• Stored data:
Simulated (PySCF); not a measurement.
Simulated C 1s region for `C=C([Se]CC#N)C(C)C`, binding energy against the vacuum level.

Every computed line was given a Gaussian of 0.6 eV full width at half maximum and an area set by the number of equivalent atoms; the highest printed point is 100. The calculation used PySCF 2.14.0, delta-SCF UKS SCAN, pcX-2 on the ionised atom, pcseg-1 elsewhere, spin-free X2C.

• Action item: Give the data again, exactly as it stands.

• Exercise solution:
Simulated (PySCF); not a measurement.
Simulated C 1s region for `C=C([Se]CC#N)C(C)C`, binding energy against the vacuum level.

Every computed line was given a Gaussian of 0.6 eV full width at half maximum and an area set by the number of equivalent atoms; the highest printed point is 100. The calculation used PySCF 2.14.0, delta-SCF UKS SCAN, pcX-2 on the ionised atom, pcseg-1 elsewhere, spin-free X2C.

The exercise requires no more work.